#### Entries supplied
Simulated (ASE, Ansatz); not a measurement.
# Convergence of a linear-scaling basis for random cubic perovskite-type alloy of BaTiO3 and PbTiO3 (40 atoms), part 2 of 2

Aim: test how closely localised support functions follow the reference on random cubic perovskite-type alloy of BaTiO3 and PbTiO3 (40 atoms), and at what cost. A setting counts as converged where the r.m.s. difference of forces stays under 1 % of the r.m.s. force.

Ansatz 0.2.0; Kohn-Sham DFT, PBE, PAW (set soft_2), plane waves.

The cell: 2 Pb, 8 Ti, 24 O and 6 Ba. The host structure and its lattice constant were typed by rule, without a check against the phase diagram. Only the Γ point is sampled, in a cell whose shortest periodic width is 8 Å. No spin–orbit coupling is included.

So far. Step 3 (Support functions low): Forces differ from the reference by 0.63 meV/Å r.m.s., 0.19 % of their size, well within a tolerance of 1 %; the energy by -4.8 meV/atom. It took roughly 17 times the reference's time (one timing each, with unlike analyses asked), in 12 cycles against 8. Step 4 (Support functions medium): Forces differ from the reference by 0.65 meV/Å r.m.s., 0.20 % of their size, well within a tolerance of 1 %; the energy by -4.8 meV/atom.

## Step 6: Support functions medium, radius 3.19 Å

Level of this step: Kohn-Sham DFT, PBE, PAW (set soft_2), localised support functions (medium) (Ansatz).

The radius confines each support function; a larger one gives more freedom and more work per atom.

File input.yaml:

#### Activity
Please repeat word for word the lines above that run from the beginning through the line containing "The cell: 2", keeping both the first and that last line.

#### Exercise result
Simulated (ASE, Ansatz); not a measurement.
# Convergence of a linear-scaling basis for random cubic perovskite-type alloy of BaTiO3 and PbTiO3 (40 atoms), part 2 of 2

Aim: test how closely localised support functions follow the reference on random cubic perovskite-type alloy of BaTiO3 and PbTiO3 (40 atoms), and at what cost. A setting counts as converged where the r.m.s. difference of forces stays under 1 % of the r.m.s. force.

Ansatz 0.2.0; Kohn-Sham DFT, PBE, PAW (set soft_2), plane waves.

The cell: 2 Pb, 8 Ti, 24 O and 6 Ba. The host structure and its lattice constant were typed by rule, without a check against the phase diagram. Only the Γ point is sampled, in a cell whose shortest periodic width is 8 Å. No spin–orbit coupling is included.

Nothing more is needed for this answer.